Please repeat exactly the lines below from the one containing "In each cell" down to the one containing "E stands for", both included, and nothing else.

============================================================

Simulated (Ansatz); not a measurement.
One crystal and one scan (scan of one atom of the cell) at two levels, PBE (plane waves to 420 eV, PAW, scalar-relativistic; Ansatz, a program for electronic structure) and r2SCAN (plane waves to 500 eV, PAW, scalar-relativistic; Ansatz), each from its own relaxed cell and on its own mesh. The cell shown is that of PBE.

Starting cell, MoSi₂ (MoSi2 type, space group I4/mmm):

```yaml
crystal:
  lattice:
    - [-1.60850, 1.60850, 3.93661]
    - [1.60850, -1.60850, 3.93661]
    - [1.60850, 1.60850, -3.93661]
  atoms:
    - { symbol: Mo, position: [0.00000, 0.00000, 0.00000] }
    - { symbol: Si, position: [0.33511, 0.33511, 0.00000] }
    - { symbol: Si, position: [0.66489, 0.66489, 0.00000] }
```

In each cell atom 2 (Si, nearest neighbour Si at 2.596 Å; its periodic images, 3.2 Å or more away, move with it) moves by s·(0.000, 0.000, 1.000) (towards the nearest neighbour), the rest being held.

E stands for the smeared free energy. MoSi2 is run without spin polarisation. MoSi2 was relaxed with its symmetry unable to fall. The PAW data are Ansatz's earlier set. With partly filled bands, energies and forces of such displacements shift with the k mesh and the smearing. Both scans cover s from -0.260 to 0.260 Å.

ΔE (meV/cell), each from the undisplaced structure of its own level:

============================================================

* [Task output]
In each cell atom 2 (Si, nearest neighbour Si at 2.596 Å; its periodic images, 3.2 Å or more away, move with it) moves by s·(0.000, 0.000, 1.000) (towards the nearest neighbour), the rest being held.

E stands for the smeared free energy. MoSi2 is run without spin polarisation. MoSi2 was relaxed with its symmetry unable to fall. The PAW data are Ansatz's earlier set. With partly filled bands, energies and forces of such displacements shift with the k mesh and the smearing. Both scans cover s from -0.260 to 0.260 Å.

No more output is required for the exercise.